> _Data for analysis_
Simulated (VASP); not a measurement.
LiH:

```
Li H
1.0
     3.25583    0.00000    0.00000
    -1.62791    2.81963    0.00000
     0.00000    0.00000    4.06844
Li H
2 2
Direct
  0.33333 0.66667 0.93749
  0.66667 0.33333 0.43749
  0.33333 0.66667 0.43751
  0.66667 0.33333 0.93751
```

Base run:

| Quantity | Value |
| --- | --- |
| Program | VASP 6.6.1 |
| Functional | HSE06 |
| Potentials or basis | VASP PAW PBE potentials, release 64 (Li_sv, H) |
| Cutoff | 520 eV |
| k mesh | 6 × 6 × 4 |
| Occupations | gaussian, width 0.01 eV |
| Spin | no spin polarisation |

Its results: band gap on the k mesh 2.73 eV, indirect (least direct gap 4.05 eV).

> _Requirement_
Retype the entries exactly, including every line.

> _Written reply_
Simulated (VASP); not a measurement.
LiH:

```
Li H
1.0
     3.25583    0.00000    0.00000
    -1.62791    2.81963    0.00000
     0.00000    0.00000    4.06844
Li H
2 2
Direct
  0.33333 0.66667 0.93749
  0.66667 0.33333 0.43749
  0.33333 0.66667 0.43751
  0.66667 0.33333 0.93751
```

Base run:

| Quantity | Value |
| --- | --- |
| Program | VASP 6.6.1 |
| Functional | HSE06 |
| Potentials or basis | VASP PAW PBE potentials, release 64 (Li_sv, H) |
| Cutoff | 520 eV |
| k mesh | 6 × 6 × 4 |
| Occupations | gaussian, width 0.01 eV |
| Spin | no spin polarisation |

Its results: band gap on the k mesh 2.73 eV, indirect (least direct gap 4.05 eV).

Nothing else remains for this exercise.